Start of Extracted information

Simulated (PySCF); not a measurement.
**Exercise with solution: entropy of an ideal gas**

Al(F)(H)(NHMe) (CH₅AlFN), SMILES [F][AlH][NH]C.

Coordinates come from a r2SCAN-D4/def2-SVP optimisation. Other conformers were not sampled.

End of Extracted information

Work order -
Return the material above in full, exactly as written.

Answer space -
Simulated (PySCF); not a measurement.
**Exercise with solution: entropy of an ideal gas**

Al(F)(H)(NHMe) (CH₅AlFN), SMILES [F][AlH][NH]C.

Coordinates come from a r2SCAN-D4/def2-SVP optimisation. Other conformers were not sampled.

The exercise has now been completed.